■ ■ ■ ■ ■ ■ ■
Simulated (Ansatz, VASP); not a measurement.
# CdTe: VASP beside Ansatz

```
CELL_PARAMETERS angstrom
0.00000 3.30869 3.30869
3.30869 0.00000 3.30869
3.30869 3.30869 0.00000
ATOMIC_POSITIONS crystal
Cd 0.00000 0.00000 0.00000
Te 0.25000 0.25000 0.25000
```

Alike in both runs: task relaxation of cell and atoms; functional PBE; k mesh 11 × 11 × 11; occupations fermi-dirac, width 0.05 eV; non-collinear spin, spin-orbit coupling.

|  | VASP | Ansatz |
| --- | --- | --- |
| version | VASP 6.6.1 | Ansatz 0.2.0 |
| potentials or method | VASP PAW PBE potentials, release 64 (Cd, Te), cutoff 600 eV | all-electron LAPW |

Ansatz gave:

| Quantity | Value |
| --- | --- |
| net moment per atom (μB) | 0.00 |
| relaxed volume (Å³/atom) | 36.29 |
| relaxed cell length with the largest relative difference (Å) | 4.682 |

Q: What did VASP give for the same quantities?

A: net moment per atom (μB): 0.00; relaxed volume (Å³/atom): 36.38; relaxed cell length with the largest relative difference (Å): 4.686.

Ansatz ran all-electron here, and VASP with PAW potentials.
■ ■ ■ ■ ■ ■ ■

▶ _REQUIRED ACTION_:
The reply should consist solely of the lines of the data, exact, from the opening line through the line with "(Å) | 4.682 |", inclusive.

▶ _EXERCISE SOLUTION_:
Simulated (Ansatz, VASP); not a measurement.
# CdTe: VASP beside Ansatz

```
CELL_PARAMETERS angstrom
0.00000 3.30869 3.30869
3.30869 0.00000 3.30869
3.30869 3.30869 0.00000
ATOMIC_POSITIONS crystal
Cd 0.00000 0.00000 0.00000
Te 0.25000 0.25000 0.25000
```

Alike in both runs: task relaxation of cell and atoms; functional PBE; k mesh 11 × 11 × 11; occupations fermi-dirac, width 0.05 eV; non-collinear spin, spin-orbit coupling.

|  | VASP | Ansatz |
| --- | --- | --- |
| version | VASP 6.6.1 | Ansatz 0.2.0 |
| potentials or method | VASP PAW PBE potentials, release 64 (Cd, Te), cutoff 600 eV | all-electron LAPW |

Ansatz gave:

| Quantity | Value |
| --- | --- |
| net moment per atom (μB) | 0.00 |
| relaxed volume (Å³/atom) | 36.29 |
| relaxed cell length with the largest relative difference (Å) | 4.682 |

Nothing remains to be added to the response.